▸ **ACTION ITEM**: Copy every record below, exactly as written.

BEGIN SUPPLIED RECORDS

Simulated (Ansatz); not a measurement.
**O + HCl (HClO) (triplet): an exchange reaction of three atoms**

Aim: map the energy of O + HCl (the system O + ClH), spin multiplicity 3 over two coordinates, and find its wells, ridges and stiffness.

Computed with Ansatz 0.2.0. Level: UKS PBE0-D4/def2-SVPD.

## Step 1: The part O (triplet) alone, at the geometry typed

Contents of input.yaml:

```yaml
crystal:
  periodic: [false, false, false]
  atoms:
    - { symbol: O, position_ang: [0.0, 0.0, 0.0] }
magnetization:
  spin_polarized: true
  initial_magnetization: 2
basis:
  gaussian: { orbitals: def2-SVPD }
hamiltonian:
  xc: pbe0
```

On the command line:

END SUPPLIED RECORDS

▸ **WRITTEN ANSWER**:
Simulated (Ansatz); not a measurement.
**O + HCl (HClO) (triplet): an exchange reaction of three atoms**

Aim: map the energy of O + HCl (the system O + ClH), spin multiplicity 3 over two coordinates, and find its wells, ridges and stiffness.

Computed with Ansatz 0.2.0. Level: UKS PBE0-D4/def2-SVPD.

## Step 1: The part O (triplet) alone, at the geometry typed

Contents of input.yaml:

```yaml
crystal:
  periodic: [false, false, false]
  atoms:
    - { symbol: O, position_ang: [0.0, 0.0, 0.0] }
magnetization:
  spin_polarized: true
  initial_magnetization: 2
basis:
  gaussian: { orbitals: def2-SVPD }
hamiltonian:
  xc: pbe0
```

On the command line:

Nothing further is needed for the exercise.